Extracted information |
· · · · ·

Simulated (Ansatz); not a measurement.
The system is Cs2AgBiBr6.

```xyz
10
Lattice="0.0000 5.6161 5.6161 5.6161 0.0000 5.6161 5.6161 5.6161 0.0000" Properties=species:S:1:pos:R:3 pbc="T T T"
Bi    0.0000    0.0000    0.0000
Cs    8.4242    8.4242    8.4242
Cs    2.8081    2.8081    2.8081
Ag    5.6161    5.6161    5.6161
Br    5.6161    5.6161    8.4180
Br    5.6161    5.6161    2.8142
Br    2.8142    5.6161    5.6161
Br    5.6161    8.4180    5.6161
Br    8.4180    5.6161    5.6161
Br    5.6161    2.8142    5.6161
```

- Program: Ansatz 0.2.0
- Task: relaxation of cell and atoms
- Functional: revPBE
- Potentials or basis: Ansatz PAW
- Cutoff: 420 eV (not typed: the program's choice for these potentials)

· · · · ·

Action item |
Everything from the line with "- Functional: revPBE" through the line with "- Potentials or basis: Ansatz PAW" should be written out exactly as it appears above, end lines included, and nothing outside that range.

Task output |
- Functional: revPBE
- Potentials or basis: Ansatz PAW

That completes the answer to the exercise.